Segment Open

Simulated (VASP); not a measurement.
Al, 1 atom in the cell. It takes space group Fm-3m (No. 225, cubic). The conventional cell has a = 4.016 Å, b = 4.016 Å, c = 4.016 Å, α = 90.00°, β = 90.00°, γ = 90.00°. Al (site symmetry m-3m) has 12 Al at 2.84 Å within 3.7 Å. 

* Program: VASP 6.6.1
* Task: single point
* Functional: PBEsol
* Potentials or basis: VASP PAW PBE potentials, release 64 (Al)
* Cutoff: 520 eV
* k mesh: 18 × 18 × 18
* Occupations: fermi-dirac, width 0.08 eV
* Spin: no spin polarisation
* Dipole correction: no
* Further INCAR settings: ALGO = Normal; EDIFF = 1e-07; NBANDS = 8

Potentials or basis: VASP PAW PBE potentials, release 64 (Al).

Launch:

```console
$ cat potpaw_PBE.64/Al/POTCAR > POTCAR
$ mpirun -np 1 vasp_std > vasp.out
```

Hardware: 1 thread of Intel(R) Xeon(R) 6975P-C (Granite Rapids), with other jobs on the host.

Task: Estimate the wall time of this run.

Segment Closed

■ Action item:
All lines from the beginning of the listing through the one with "Hardware: 1 thread" are to be restated word for word, and only those.

■ Response area:
Simulated (VASP); not a measurement.
Al, 1 atom in the cell. It takes space group Fm-3m (No. 225, cubic). The conventional cell has a = 4.016 Å, b = 4.016 Å, c = 4.016 Å, α = 90.00°, β = 90.00°, γ = 90.00°. Al (site symmetry m-3m) has 12 Al at 2.84 Å within 3.7 Å. 

* Program: VASP 6.6.1
* Task: single point
* Functional: PBEsol
* Potentials or basis: VASP PAW PBE potentials, release 64 (Al)
* Cutoff: 520 eV
* k mesh: 18 × 18 × 18
* Occupations: fermi-dirac, width 0.08 eV
* Spin: no spin polarisation
* Dipole correction: no
* Further INCAR settings: ALGO = Normal; EDIFF = 1e-07; NBANDS = 8

Potentials or basis: VASP PAW PBE potentials, release 64 (Al).

Launch:

```console
$ cat potpaw_PBE.64/Al/POTCAR > POTCAR
$ mpirun -np 1 vasp_std > vasp.out
```

Hardware: 1 thread of Intel(R) Xeon(R) 6975P-C (Granite Rapids), with other jobs on the host.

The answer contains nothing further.